**Assigned task:**
Beneath this line is the data. Output exactly the lines from the line with "## The geometry" to the line with "Atoms are counted", both ends included, and nothing more.

**Information shown:**
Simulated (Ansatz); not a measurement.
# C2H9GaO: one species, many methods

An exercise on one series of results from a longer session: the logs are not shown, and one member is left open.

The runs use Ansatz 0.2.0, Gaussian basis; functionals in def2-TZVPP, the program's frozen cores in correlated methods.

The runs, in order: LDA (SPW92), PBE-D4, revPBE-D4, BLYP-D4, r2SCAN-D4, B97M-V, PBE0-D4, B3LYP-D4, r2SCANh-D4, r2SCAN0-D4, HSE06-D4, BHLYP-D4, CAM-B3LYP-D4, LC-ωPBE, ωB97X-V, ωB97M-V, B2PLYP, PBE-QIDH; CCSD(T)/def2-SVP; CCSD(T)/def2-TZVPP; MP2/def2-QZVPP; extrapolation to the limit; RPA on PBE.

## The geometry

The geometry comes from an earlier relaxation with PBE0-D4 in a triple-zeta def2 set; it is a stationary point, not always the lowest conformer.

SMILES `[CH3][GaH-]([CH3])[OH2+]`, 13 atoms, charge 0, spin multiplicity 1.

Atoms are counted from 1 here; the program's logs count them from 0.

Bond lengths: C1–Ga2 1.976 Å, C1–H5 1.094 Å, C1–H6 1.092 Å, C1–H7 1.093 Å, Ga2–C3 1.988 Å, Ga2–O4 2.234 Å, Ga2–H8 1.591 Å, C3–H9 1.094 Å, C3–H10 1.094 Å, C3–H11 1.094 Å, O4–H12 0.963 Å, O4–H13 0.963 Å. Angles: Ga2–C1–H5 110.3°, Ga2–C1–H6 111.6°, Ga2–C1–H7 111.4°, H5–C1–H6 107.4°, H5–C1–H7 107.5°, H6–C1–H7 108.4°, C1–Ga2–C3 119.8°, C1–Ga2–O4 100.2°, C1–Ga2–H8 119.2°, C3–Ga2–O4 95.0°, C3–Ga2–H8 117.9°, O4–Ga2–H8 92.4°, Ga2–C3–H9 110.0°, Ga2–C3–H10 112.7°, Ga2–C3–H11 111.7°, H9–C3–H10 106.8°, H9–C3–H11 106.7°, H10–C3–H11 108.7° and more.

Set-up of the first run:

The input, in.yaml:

**Task answer:**
## The geometry

The geometry comes from an earlier relaxation with PBE0-D4 in a triple-zeta def2 set; it is a stationary point, not always the lowest conformer.

SMILES `[CH3][GaH-]([CH3])[OH2+]`, 13 atoms, charge 0, spin multiplicity 1.

Atoms are counted from 1 here; the program's logs count them from 0.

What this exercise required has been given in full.